BEGIN DATASET EXTRACT

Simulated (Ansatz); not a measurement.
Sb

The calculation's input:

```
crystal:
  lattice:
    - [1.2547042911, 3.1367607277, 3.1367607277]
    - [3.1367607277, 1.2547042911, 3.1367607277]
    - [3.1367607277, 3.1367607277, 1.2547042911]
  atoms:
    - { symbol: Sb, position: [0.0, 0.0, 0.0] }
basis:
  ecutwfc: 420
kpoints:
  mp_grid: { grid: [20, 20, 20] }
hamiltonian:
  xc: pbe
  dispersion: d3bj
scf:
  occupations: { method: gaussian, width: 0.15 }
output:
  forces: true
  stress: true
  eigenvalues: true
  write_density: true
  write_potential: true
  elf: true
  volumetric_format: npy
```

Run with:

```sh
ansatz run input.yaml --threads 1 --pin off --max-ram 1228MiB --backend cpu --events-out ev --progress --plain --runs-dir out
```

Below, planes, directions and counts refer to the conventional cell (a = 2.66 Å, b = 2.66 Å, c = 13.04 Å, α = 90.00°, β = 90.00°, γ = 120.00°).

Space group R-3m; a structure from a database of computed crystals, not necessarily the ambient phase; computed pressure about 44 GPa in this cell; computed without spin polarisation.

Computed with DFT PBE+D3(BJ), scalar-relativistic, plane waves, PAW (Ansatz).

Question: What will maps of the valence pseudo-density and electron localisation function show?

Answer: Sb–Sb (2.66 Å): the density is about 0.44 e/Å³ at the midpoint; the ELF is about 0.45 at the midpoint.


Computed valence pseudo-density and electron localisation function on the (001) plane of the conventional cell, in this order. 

END DATASET EXTRACT

**WORK INSTRUCTION**
Return the opening line of the data and every line after it through the line containing "Space group R-3m;", please, exactly as written and with nothing added.

**RESULT**
Simulated (Ansatz); not a measurement.
Sb

The calculation's input:

```
crystal:
  lattice:
    - [1.2547042911, 3.1367607277, 3.1367607277]
    - [3.1367607277, 1.2547042911, 3.1367607277]
    - [3.1367607277, 3.1367607277, 1.2547042911]
  atoms:
    - { symbol: Sb, position: [0.0, 0.0, 0.0] }
basis:
  ecutwfc: 420
kpoints:
  mp_grid: { grid: [20, 20, 20] }
hamiltonian:
  xc: pbe
  dispersion: d3bj
scf:
  occupations: { method: gaussian, width: 0.15 }
output:
  forces: true
  stress: true
  eigenvalues: true
  write_density: true
  write_potential: true
  elf: true
  volumetric_format: npy
```

Run with:

```sh
ansatz run input.yaml --threads 1 --pin off --max-ram 1228MiB --backend cpu --events-out ev --progress --plain --runs-dir out
```

Below, planes, directions and counts refer to the conventional cell (a = 2.66 Å, b = 2.66 Å, c = 13.04 Å, α = 90.00°, β = 90.00°, γ = 120.00°).

Space group R-3m; a structure from a database of computed crystals, not necessarily the ambient phase; computed pressure about 44 GPa in this cell; computed without spin polarisation.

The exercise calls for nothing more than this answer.